> [Provided information]
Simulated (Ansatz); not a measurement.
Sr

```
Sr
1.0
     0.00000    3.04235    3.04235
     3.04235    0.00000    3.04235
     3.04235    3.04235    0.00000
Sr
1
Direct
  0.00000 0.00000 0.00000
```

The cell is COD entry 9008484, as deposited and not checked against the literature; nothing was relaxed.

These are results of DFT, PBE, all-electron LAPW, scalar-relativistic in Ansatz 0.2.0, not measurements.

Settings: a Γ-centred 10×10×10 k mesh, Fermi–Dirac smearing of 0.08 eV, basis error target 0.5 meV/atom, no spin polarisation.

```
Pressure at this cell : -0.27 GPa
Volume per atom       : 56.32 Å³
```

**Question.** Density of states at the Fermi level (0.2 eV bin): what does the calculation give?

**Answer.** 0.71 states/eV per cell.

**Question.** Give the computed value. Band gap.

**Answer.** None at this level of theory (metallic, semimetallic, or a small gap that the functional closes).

> [Exercise] Reproduce, character for character, only the lines of the preceding data that start at the line with "states/eV per cell." and end at the line with "value. Band gap.", both included.

> [Task output]
**Answer.** 0.71 states/eV per cell.

**Question.** Give the computed value. Band gap.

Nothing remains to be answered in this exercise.